Top to bottom, give the entries again exactly as written.

__Extracted entries__:
::::
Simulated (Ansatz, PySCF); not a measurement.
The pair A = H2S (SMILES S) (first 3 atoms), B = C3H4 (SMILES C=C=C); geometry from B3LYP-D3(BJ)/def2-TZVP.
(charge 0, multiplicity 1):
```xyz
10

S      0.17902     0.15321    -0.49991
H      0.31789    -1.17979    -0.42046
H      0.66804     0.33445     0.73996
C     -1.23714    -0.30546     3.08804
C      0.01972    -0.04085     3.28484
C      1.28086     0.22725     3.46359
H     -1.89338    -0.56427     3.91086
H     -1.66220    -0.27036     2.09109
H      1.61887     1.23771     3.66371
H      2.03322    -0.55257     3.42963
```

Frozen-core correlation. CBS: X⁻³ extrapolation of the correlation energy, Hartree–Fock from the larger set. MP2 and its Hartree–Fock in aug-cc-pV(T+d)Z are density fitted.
::::

__Solution__:
Simulated (Ansatz, PySCF); not a measurement.
The pair A = H2S (SMILES S) (first 3 atoms), B = C3H4 (SMILES C=C=C); geometry from B3LYP-D3(BJ)/def2-TZVP.
(charge 0, multiplicity 1):
```xyz
10

S      0.17902     0.15321    -0.49991
H      0.31789    -1.17979    -0.42046
H      0.66804     0.33445     0.73996
C     -1.23714    -0.30546     3.08804
C      0.01972    -0.04085     3.28484
C      1.28086     0.22725     3.46359
H     -1.89338    -0.56427     3.91086
H     -1.66220    -0.27036     2.09109
H      1.61887     1.23771     3.66371
H      2.03322    -0.55257     3.42963
```

Frozen-core correlation. CBS: X⁻³ extrapolation of the correlation energy, Hartree–Fock from the larger set. MP2 and its Hartree–Fock in aug-cc-pV(T+d)Z are density fitted.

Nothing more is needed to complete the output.